# Required action
Go through the listing below and output exactly the line with "- state: ¹Σ⁺ (singlet), closed shell", the line with "- dissociation energy D0: 466 kJ/mol", and each line between; omit the rest.

# Data section
★ ★ ★ ★
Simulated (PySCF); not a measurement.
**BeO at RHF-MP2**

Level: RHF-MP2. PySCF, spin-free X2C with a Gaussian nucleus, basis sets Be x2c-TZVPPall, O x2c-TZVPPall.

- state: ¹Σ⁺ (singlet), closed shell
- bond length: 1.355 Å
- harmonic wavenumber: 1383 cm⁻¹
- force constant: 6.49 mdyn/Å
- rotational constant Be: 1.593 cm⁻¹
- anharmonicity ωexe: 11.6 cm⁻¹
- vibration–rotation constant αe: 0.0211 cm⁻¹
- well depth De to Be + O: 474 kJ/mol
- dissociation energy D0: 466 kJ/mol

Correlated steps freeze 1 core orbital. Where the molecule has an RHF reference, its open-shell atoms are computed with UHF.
★ ★ ★ ★

# Answer section
- state: ¹Σ⁺ (singlet), closed shell
- bond length: 1.355 Å
- harmonic wavenumber: 1383 cm⁻¹
- force constant: 6.49 mdyn/Å
- rotational constant Be: 1.593 cm⁻¹
- anharmonicity ωexe: 11.6 cm⁻¹
- vibration–rotation constant αe: 0.0211 cm⁻¹
- well depth De to Be + O: 474 kJ/mol
- dissociation energy D0: 466 kJ/mol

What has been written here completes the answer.